──────── GIVEN DATA

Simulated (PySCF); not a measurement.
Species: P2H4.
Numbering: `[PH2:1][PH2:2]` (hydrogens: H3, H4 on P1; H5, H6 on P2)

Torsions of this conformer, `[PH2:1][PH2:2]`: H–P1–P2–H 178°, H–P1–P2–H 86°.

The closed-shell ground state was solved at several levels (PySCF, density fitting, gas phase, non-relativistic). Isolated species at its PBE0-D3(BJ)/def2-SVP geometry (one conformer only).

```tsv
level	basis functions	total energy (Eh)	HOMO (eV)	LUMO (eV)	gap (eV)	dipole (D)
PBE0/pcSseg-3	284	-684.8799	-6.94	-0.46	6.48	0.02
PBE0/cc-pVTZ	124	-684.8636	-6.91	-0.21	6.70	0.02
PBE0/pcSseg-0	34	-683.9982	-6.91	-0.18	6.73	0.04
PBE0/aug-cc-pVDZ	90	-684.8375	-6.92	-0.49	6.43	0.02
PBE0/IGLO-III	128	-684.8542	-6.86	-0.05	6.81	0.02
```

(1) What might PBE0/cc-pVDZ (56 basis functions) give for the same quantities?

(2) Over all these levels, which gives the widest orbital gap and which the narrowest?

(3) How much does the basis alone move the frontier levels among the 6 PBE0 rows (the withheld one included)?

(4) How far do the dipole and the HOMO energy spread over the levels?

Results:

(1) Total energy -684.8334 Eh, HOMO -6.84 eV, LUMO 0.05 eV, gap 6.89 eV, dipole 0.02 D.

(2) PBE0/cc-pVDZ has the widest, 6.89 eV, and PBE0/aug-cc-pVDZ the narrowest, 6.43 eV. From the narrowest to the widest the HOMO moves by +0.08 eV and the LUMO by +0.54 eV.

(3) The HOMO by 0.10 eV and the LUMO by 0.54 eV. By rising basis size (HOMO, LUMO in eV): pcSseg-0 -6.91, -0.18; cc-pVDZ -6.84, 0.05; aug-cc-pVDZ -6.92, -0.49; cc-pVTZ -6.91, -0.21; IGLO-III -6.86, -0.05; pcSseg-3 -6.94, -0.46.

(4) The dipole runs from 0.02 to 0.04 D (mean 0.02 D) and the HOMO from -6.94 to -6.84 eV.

────────────────

- [ACTION ITEM]: From the first line of the records through the line with "(3) The HOMO", retype everything word for word, including both ends.

- [YOUR SOLUTION]:
Simulated (PySCF); not a measurement.
Species: P2H4.
Numbering: `[PH2:1][PH2:2]` (hydrogens: H3, H4 on P1; H5, H6 on P2)

Torsions of this conformer, `[PH2:1][PH2:2]`: H–P1–P2–H 178°, H–P1–P2–H 86°.

The closed-shell ground state was solved at several levels (PySCF, density fitting, gas phase, non-relativistic). Isolated species at its PBE0-D3(BJ)/def2-SVP geometry (one conformer only).

```tsv
level	basis functions	total energy (Eh)	HOMO (eV)	LUMO (eV)	gap (eV)	dipole (D)
PBE0/pcSseg-3	284	-684.8799	-6.94	-0.46	6.48	0.02
PBE0/cc-pVTZ	124	-684.8636	-6.91	-0.21	6.70	0.02
PBE0/pcSseg-0	34	-683.9982	-6.91	-0.18	6.73	0.04
PBE0/aug-cc-pVDZ	90	-684.8375	-6.92	-0.49	6.43	0.02
PBE0/IGLO-III	128	-684.8542	-6.86	-0.05	6.81	0.02
```

(1) What might PBE0/cc-pVDZ (56 basis functions) give for the same quantities?

(2) Over all these levels, which gives the widest orbital gap and which the narrowest?

(3) How much does the basis alone move the frontier levels among the 6 PBE0 rows (the withheld one included)?

(4) How far do the dipole and the HOMO energy spread over the levels?

Results:

(1) Total energy -684.8334 Eh, HOMO -6.84 eV, LUMO 0.05 eV, gap 6.89 eV, dipole 0.02 D.

(2) PBE0/cc-pVDZ has the widest, 6.89 eV, and PBE0/aug-cc-pVDZ the narrowest, 6.43 eV. From the narrowest to the widest the HOMO moves by +0.08 eV and the LUMO by +0.54 eV.

(3) The HOMO by 0.10 eV and the LUMO by 0.54 eV. By rising basis size (HOMO, LUMO in eV): pcSseg-0 -6.91, -0.18; cc-pVDZ -6.84, 0.05; aug-cc-pVDZ -6.92, -0.49; cc-pVTZ -6.91, -0.21; IGLO-III -6.86, -0.05; pcSseg-3 -6.94, -0.46.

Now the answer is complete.